RECORD EXTRACTS:
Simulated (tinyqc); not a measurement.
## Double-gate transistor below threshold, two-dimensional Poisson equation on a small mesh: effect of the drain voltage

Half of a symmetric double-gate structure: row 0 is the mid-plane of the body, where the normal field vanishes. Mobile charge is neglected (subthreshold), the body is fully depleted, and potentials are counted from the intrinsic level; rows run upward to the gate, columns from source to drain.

TASK ITEM: Each entry above needs to be duplicated verbatim.

RESULT:
Simulated (tinyqc); not a measurement.
## Double-gate transistor below threshold, two-dimensional Poisson equation on a small mesh: effect of the drain voltage

Half of a symmetric double-gate structure: row 0 is the mid-plane of the body, where the normal field vanishes. Mobile charge is neglected (subthreshold), the body is fully depleted, and potentials are counted from the intrinsic level; rows run upward to the gate, columns from source to drain.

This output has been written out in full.